# ACTIVITY
Please repeat the listing exactly, starting at its first line and stopping after the line that contains "VASP 6.6.1 |".

START INFORMATION GIVEN

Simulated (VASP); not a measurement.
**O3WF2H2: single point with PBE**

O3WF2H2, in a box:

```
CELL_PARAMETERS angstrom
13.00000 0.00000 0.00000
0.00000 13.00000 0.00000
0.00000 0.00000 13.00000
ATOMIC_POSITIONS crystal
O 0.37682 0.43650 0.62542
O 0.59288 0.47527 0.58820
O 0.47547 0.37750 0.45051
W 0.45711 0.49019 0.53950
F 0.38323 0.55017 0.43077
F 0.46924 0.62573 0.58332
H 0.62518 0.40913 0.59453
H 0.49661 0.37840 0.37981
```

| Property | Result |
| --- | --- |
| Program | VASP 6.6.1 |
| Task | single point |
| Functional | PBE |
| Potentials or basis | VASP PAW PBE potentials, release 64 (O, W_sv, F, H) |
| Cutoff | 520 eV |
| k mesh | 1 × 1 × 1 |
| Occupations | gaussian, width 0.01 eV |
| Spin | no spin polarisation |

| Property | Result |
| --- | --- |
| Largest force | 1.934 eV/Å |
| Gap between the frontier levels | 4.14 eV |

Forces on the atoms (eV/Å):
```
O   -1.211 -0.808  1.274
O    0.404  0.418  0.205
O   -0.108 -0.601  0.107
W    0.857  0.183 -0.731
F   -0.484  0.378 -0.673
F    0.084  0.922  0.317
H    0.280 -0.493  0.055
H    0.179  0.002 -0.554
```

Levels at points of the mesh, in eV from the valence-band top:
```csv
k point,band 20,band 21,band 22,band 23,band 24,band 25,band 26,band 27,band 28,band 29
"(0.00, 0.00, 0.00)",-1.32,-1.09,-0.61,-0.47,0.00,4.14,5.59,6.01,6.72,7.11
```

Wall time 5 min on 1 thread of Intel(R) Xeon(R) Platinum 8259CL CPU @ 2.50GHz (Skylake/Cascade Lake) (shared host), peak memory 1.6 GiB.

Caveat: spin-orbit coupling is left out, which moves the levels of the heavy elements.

END INFORMATION GIVEN

# ANSWER AREA
Simulated (VASP); not a measurement.
**O3WF2H2: single point with PBE**

O3WF2H2, in a box:

```
CELL_PARAMETERS angstrom
13.00000 0.00000 0.00000
0.00000 13.00000 0.00000
0.00000 0.00000 13.00000
ATOMIC_POSITIONS crystal
O 0.37682 0.43650 0.62542
O 0.59288 0.47527 0.58820
O 0.47547 0.37750 0.45051
W 0.45711 0.49019 0.53950
F 0.38323 0.55017 0.43077
F 0.46924 0.62573 0.58332
H 0.62518 0.40913 0.59453
H 0.49661 0.37840 0.37981
```

| Property | Result |
| --- | --- |
| Program | VASP 6.6.1 |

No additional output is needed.